▶ **Requirement**: Give the data again in full, with every character unchanged.

====================

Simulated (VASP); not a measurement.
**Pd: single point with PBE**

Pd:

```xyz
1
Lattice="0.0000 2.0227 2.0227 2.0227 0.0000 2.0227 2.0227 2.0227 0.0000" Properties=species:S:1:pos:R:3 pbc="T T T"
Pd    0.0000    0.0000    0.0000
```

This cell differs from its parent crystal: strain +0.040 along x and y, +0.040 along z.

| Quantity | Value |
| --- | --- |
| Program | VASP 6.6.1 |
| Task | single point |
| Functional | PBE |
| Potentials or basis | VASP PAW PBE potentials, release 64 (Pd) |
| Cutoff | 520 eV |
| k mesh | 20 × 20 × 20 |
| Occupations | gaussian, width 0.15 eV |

====================

▶ **Answer space**:
Simulated (VASP); not a measurement.
**Pd: single point with PBE**

Pd:

```xyz
1
Lattice="0.0000 2.0227 2.0227 2.0227 0.0000 2.0227 2.0227 2.0227 0.0000" Properties=species:S:1:pos:R:3 pbc="T T T"
Pd    0.0000    0.0000    0.0000
```

This cell differs from its parent crystal: strain +0.040 along x and y, +0.040 along z.

| Quantity | Value |
| --- | --- |
| Program | VASP 6.6.1 |
| Task | single point |
| Functional | PBE |
| Potentials or basis | VASP PAW PBE potentials, release 64 (Pd) |
| Cutoff | 520 eV |
| k mesh | 20 × 20 × 20 |
| Occupations | gaussian, width 0.15 eV |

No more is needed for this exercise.